Up to and including the line containing "Numbers from this", please reproduce the lines of the listing below, starting from the top.

#### DATA FOR REVIEW
Segment Open

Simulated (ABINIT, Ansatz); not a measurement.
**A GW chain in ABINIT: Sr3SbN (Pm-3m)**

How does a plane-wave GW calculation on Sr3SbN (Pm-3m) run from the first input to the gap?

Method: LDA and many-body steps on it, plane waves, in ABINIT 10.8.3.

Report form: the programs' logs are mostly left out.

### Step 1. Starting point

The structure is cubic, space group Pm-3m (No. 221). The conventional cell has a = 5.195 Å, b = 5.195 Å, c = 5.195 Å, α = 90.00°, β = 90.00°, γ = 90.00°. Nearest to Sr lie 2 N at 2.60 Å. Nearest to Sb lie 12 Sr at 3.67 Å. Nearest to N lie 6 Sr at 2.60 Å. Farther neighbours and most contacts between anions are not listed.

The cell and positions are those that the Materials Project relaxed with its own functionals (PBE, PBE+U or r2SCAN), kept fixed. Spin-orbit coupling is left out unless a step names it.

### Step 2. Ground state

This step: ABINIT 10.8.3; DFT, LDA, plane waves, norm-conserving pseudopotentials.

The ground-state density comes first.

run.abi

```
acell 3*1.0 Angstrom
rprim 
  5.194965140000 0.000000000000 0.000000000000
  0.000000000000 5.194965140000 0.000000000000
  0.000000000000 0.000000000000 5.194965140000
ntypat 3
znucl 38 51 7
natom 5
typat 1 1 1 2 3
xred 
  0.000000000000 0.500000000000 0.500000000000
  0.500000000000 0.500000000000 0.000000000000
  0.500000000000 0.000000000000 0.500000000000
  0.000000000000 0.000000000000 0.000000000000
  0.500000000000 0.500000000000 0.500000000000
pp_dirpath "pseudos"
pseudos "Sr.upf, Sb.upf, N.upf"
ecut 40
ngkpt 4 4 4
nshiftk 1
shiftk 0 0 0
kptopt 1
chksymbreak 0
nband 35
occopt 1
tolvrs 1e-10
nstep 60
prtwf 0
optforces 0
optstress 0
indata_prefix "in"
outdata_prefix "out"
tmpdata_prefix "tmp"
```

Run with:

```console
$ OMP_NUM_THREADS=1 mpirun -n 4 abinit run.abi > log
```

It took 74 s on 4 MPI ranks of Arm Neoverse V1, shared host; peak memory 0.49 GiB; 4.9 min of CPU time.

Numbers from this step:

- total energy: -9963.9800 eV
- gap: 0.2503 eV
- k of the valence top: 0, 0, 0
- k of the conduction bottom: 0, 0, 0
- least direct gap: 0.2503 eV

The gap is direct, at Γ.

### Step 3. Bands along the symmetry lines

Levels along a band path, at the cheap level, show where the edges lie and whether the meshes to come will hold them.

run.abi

Segment Closed

#### WRITTEN SOLUTION
Simulated (ABINIT, Ansatz); not a measurement.
**A GW chain in ABINIT: Sr3SbN (Pm-3m)**

How does a plane-wave GW calculation on Sr3SbN (Pm-3m) run from the first input to the gap?

Method: LDA and many-body steps on it, plane waves, in ABINIT 10.8.3.

Report form: the programs' logs are mostly left out.

### Step 1. Starting point

The structure is cubic, space group Pm-3m (No. 221). The conventional cell has a = 5.195 Å, b = 5.195 Å, c = 5.195 Å, α = 90.00°, β = 90.00°, γ = 90.00°. Nearest to Sr lie 2 N at 2.60 Å. Nearest to Sb lie 12 Sr at 3.67 Å. Nearest to N lie 6 Sr at 2.60 Å. Farther neighbours and most contacts between anions are not listed.

The cell and positions are those that the Materials Project relaxed with its own functionals (PBE, PBE+U or r2SCAN), kept fixed. Spin-orbit coupling is left out unless a step names it.

### Step 2. Ground state

This step: ABINIT 10.8.3; DFT, LDA, plane waves, norm-conserving pseudopotentials.

The ground-state density comes first.

run.abi

```
acell 3*1.0 Angstrom
rprim 
  5.194965140000 0.000000000000 0.000000000000
  0.000000000000 5.194965140000 0.000000000000
  0.000000000000 0.000000000000 5.194965140000
ntypat 3
znucl 38 51 7
natom 5
typat 1 1 1 2 3
xred 
  0.000000000000 0.500000000000 0.500000000000
  0.500000000000 0.500000000000 0.000000000000
  0.500000000000 0.000000000000 0.500000000000
  0.000000000000 0.000000000000 0.000000000000
  0.500000000000 0.500000000000 0.500000000000
pp_dirpath "pseudos"
pseudos "Sr.upf, Sb.upf, N.upf"
ecut 40
ngkpt 4 4 4
nshiftk 1
shiftk 0 0 0
kptopt 1
chksymbreak 0
nband 35
occopt 1
tolvrs 1e-10
nstep 60
prtwf 0
optforces 0
optstress 0
indata_prefix "in"
outdata_prefix "out"
tmpdata_prefix "tmp"
```

Run with:

```console
$ OMP_NUM_THREADS=1 mpirun -n 4 abinit run.abi > log
```

It took 74 s on 4 MPI ranks of Arm Neoverse V1, shared host; peak memory 0.49 GiB; 4.9 min of CPU time.

Numbers from this step:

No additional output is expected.